■ **Required action**
Entries follow. Give back exactly the lines starting at the one containing "One atom of each set is listed." and ending at the one containing "Problem. Simulate the", and no other lines.

■ **Study material**
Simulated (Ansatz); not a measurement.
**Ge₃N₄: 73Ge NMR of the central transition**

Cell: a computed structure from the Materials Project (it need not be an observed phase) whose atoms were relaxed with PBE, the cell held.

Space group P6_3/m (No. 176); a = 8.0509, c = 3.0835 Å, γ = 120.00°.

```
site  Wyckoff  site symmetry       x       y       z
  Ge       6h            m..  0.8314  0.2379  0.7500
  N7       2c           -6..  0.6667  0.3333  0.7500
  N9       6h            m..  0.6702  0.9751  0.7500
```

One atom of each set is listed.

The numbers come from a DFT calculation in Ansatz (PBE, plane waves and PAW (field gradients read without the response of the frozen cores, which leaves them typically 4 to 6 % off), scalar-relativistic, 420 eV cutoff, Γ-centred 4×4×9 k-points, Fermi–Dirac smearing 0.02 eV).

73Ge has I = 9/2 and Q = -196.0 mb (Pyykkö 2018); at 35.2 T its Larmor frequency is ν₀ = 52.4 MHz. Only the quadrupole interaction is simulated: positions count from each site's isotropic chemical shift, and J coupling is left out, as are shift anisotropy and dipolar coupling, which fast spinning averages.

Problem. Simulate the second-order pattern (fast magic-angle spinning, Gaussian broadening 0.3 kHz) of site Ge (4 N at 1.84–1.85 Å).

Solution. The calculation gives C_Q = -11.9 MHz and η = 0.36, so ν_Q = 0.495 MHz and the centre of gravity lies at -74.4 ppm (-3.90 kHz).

■ **Answer box**
One atom of each set is listed.

The numbers come from a DFT calculation in Ansatz (PBE, plane waves and PAW (field gradients read without the response of the frozen cores, which leaves them typically 4 to 6 % off), scalar-relativistic, 420 eV cutoff, Γ-centred 4×4×9 k-points, Fermi–Dirac smearing 0.02 eV).

73Ge has I = 9/2 and Q = -196.0 mb (Pyykkö 2018); at 35.2 T its Larmor frequency is ν₀ = 52.4 MHz. Only the quadrupole interaction is simulated: positions count from each site's isotropic chemical shift, and J coupling is left out, as are shift anisotropy and dipolar coupling, which fast spinning averages.

Problem. Simulate the second-order pattern (fast magic-angle spinning, Gaussian broadening 0.3 kHz) of site Ge (4 N at 1.84–1.85 Å).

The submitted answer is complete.